» Entries provided
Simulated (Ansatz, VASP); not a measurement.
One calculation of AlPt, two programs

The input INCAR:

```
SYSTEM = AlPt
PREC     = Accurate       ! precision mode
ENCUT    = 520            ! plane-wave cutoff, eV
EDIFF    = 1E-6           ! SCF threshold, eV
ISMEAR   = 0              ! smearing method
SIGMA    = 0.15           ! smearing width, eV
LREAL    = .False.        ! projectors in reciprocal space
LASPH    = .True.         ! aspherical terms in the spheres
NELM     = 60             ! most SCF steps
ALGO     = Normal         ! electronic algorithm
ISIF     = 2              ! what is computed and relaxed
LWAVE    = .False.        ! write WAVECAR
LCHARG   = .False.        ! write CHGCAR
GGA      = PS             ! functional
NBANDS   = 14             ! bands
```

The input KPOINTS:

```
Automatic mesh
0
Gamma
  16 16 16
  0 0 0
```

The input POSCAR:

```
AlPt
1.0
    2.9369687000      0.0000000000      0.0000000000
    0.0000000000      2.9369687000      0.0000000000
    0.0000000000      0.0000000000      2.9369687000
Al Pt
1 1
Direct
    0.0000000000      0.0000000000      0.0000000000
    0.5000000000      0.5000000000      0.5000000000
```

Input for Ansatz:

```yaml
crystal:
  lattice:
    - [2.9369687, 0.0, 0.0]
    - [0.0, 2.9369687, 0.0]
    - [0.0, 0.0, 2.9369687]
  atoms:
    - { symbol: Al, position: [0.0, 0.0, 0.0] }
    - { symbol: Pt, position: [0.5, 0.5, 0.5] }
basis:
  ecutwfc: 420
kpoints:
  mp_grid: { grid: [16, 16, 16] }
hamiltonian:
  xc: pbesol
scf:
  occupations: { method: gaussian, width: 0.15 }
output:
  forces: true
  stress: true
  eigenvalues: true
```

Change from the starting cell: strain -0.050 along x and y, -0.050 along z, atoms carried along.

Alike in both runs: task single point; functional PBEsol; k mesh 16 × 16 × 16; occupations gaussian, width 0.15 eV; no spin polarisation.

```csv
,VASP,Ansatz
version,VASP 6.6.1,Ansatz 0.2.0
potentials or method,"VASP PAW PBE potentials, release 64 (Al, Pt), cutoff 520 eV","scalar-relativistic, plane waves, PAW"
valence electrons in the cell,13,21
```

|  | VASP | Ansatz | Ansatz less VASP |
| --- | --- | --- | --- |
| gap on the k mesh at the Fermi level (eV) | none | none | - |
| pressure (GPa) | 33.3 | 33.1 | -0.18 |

» Brief
Only one stretch of the data above is needed. Restate it word for word, from the line containing "less VASP |" through the line containing "none | none | - |", both ends included.

» Response area
|  | VASP | Ansatz | Ansatz less VASP |
| --- | --- | --- | --- |
| gap on the k mesh at the Fermi level (eV) | none | none | - |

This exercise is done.